Data extract =
|---|
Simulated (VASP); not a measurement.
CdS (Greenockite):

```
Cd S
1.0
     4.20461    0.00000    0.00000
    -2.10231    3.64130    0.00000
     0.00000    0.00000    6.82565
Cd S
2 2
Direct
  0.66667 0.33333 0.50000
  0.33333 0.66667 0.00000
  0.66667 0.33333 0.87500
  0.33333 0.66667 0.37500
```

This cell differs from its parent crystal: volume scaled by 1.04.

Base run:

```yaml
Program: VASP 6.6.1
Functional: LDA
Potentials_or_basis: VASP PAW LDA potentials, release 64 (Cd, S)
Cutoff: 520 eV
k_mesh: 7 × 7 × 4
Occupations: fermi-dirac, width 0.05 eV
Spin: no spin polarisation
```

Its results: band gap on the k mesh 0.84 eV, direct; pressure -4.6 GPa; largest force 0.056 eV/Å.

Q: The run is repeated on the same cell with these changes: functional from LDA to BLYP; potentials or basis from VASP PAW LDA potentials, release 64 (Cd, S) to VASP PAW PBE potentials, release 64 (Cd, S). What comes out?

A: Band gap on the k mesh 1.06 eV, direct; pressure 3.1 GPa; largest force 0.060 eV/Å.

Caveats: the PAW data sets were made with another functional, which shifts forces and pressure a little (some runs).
|---|

Work task = Repeat the listing above word for word, with no line missing.

Written response =
Simulated (VASP); not a measurement.
CdS (Greenockite):

```
Cd S
1.0
     4.20461    0.00000    0.00000
    -2.10231    3.64130    0.00000
     0.00000    0.00000    6.82565
Cd S
2 2
Direct
  0.66667 0.33333 0.50000
  0.33333 0.66667 0.00000
  0.66667 0.33333 0.87500
  0.33333 0.66667 0.37500
```

This cell differs from its parent crystal: volume scaled by 1.04.

Base run:

```yaml
Program: VASP 6.6.1
Functional: LDA
Potentials_or_basis: VASP PAW LDA potentials, release 64 (Cd, S)
Cutoff: 520 eV
k_mesh: 7 × 7 × 4
Occupations: fermi-dirac, width 0.05 eV
Spin: no spin polarisation
```

Its results: band gap on the k mesh 0.84 eV, direct; pressure -4.6 GPa; largest force 0.056 eV/Å.

Q: The run is repeated on the same cell with these changes: functional from LDA to BLYP; potentials or basis from VASP PAW LDA potentials, release 64 (Cd, S) to VASP PAW PBE potentials, release 64 (Cd, S). What comes out?

A: Band gap on the k mesh 1.06 eV, direct; pressure 3.1 GPa; largest force 0.060 eV/Å.

Caveats: the PAW data sets were made with another functional, which shifts forces and pressure a little (some runs).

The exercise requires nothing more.